• **WORK TASK**
Begin at the top of the listing below. Write each line out exactly, ending with the line that holds "Problem. Give the".

-------
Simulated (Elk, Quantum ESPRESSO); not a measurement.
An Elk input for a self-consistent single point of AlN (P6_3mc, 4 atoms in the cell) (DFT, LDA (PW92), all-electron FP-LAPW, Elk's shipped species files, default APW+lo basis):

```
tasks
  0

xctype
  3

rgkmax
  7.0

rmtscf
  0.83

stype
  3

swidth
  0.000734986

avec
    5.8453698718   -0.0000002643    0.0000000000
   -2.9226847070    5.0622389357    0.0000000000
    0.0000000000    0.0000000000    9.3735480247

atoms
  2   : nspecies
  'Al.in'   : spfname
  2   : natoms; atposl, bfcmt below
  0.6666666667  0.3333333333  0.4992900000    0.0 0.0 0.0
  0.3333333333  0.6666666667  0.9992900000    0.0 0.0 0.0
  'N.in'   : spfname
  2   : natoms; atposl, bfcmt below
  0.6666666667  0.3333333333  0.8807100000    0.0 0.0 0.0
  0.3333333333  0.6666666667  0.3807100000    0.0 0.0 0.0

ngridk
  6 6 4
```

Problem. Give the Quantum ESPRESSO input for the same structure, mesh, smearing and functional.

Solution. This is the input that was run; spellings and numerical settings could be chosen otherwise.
-------

• **YOUR SOLUTION**
Simulated (Elk, Quantum ESPRESSO); not a measurement.
An Elk input for a self-consistent single point of AlN (P6_3mc, 4 atoms in the cell) (DFT, LDA (PW92), all-electron FP-LAPW, Elk's shipped species files, default APW+lo basis):

```
tasks
  0

xctype
  3

rgkmax
  7.0

rmtscf
  0.83

stype
  3

swidth
  0.000734986

avec
    5.8453698718   -0.0000002643    0.0000000000
   -2.9226847070    5.0622389357    0.0000000000
    0.0000000000    0.0000000000    9.3735480247

atoms
  2   : nspecies
  'Al.in'   : spfname
  2   : natoms; atposl, bfcmt below
  0.6666666667  0.3333333333  0.4992900000    0.0 0.0 0.0
  0.3333333333  0.6666666667  0.9992900000    0.0 0.0 0.0
  'N.in'   : spfname
  2   : natoms; atposl, bfcmt below
  0.6666666667  0.3333333333  0.8807100000    0.0 0.0 0.0
  0.3333333333  0.6666666667  0.3807100000    0.0 0.0 0.0

ngridk
  6 6 4
```

Problem. Give the Quantum ESPRESSO input for the same structure, mesh, smearing and functional.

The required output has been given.